Two lines below mark the span: the one containing "Problem. For ethane, give" and the one containing "- 117.85 °C". Set down both, plus every line between, exactly as they stand, and nothing else.

........

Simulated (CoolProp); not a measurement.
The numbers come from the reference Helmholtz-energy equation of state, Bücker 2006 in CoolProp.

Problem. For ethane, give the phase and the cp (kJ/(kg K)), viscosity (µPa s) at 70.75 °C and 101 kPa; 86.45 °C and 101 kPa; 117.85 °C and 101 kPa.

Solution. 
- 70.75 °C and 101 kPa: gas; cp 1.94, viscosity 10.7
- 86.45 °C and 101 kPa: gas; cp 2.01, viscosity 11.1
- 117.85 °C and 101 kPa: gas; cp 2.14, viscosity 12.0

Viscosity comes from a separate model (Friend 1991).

........

**Exercise result:**
Problem. For ethane, give the phase and the cp (kJ/(kg K)), viscosity (µPa s) at 70.75 °C and 101 kPa; 86.45 °C and 101 kPa; 117.85 °C and 101 kPa.

Solution. 
- 70.75 °C and 101 kPa: gas; cp 1.94, viscosity 10.7
- 86.45 °C and 101 kPa: gas; cp 2.01, viscosity 11.1
- 117.85 °C and 101 kPa: gas; cp 2.14, viscosity 12.0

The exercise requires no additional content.